• **DATASET RECORDS**
━━━━━━

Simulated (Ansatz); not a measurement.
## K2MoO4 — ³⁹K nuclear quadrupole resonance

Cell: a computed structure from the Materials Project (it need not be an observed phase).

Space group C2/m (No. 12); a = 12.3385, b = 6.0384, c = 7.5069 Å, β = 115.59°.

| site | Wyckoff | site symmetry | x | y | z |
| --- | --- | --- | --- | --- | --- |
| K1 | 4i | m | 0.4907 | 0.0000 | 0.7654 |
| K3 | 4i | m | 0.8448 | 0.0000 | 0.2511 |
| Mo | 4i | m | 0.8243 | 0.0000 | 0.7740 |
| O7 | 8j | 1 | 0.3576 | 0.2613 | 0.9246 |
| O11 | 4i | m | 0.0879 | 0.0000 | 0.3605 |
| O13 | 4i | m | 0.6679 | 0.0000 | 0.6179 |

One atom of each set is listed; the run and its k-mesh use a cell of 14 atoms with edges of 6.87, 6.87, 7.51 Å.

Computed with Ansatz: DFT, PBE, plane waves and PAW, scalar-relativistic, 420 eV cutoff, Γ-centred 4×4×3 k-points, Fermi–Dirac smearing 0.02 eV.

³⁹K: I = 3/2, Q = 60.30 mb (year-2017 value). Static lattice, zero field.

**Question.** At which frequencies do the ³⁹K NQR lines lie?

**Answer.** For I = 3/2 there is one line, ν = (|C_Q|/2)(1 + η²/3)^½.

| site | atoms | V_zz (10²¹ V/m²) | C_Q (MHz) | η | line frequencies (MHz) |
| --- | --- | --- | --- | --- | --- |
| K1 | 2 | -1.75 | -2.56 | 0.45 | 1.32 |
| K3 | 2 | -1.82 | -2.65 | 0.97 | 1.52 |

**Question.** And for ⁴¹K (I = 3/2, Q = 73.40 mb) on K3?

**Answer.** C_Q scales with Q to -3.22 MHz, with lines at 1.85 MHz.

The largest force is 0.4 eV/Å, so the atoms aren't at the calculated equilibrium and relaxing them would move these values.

━━━━━━

• **WORK TASK**
Please copy only the lines between the first line of the entries and the line with "at 1.85 MHz.", keeping those two end lines as well, exactly as written.

• **WRITTEN ANSWER**
Simulated (Ansatz); not a measurement.
## K2MoO4 — ³⁹K nuclear quadrupole resonance

Cell: a computed structure from the Materials Project (it need not be an observed phase).

Space group C2/m (No. 12); a = 12.3385, b = 6.0384, c = 7.5069 Å, β = 115.59°.

| site | Wyckoff | site symmetry | x | y | z |
| --- | --- | --- | --- | --- | --- |
| K1 | 4i | m | 0.4907 | 0.0000 | 0.7654 |
| K3 | 4i | m | 0.8448 | 0.0000 | 0.2511 |
| Mo | 4i | m | 0.8243 | 0.0000 | 0.7740 |
| O7 | 8j | 1 | 0.3576 | 0.2613 | 0.9246 |
| O11 | 4i | m | 0.0879 | 0.0000 | 0.3605 |
| O13 | 4i | m | 0.6679 | 0.0000 | 0.6179 |

One atom of each set is listed; the run and its k-mesh use a cell of 14 atoms with edges of 6.87, 6.87, 7.51 Å.

Computed with Ansatz: DFT, PBE, plane waves and PAW, scalar-relativistic, 420 eV cutoff, Γ-centred 4×4×3 k-points, Fermi–Dirac smearing 0.02 eV.

³⁹K: I = 3/2, Q = 60.30 mb (year-2017 value). Static lattice, zero field.

**Question.** At which frequencies do the ³⁹K NQR lines lie?

**Answer.** For I = 3/2 there is one line, ν = (|C_Q|/2)(1 + η²/3)^½.

| site | atoms | V_zz (10²¹ V/m²) | C_Q (MHz) | η | line frequencies (MHz) |
| --- | --- | --- | --- | --- | --- |
| K1 | 2 | -1.75 | -2.56 | 0.45 | 1.32 |
| K3 | 2 | -1.82 | -2.65 | 0.97 | 1.52 |

**Question.** And for ⁴¹K (I = 3/2, Q = 73.40 mb) on K3?

**Answer.** C_Q scales with Q to -3.22 MHz, with lines at 1.85 MHz.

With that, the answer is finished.